━━ Record set

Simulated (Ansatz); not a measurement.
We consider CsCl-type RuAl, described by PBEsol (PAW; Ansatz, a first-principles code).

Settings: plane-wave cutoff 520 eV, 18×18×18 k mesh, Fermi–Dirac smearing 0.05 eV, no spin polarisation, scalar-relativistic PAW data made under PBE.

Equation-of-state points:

━━━━

▸ Activity: Could you print all of the data above once more, unaltered?

▸ Worked solution:
Simulated (Ansatz); not a measurement.
We consider CsCl-type RuAl, described by PBEsol (PAW; Ansatz, a first-principles code).

Settings: plane-wave cutoff 520 eV, 18×18×18 k mesh, Fermi–Dirac smearing 0.05 eV, no spin polarisation, scalar-relativistic PAW data made under PBE.

Equation-of-state points:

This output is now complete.